Work instruction:
Every line of the data is to be output verbatim.

- - -

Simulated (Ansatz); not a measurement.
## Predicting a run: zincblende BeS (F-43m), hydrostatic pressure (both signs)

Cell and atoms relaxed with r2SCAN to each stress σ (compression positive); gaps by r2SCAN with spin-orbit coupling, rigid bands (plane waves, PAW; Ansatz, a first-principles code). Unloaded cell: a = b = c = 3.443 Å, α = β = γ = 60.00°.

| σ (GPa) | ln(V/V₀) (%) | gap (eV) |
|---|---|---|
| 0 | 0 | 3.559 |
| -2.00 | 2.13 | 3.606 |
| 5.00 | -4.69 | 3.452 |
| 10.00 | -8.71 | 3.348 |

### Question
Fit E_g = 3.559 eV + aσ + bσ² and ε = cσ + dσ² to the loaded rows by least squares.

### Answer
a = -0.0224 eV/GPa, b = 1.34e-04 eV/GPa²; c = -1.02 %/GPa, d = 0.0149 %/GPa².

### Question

- - -

Worked solution:
Simulated (Ansatz); not a measurement.
## Predicting a run: zincblende BeS (F-43m), hydrostatic pressure (both signs)

Cell and atoms relaxed with r2SCAN to each stress σ (compression positive); gaps by r2SCAN with spin-orbit coupling, rigid bands (plane waves, PAW; Ansatz, a first-principles code). Unloaded cell: a = b = c = 3.443 Å, α = β = γ = 60.00°.

| σ (GPa) | ln(V/V₀) (%) | gap (eV) |
|---|---|---|
| 0 | 0 | 3.559 |
| -2.00 | 2.13 | 3.606 |
| 5.00 | -4.69 | 3.452 |
| 10.00 | -8.71 | 3.348 |

### Question
Fit E_g = 3.559 eV + aσ + bσ² and ε = cσ + dσ² to the loaded rows by least squares.

### Answer
a = -0.0224 eV/GPa, b = 1.34e-04 eV/GPa²; c = -1.02 %/GPa, d = 0.0149 %/GPa².

### Question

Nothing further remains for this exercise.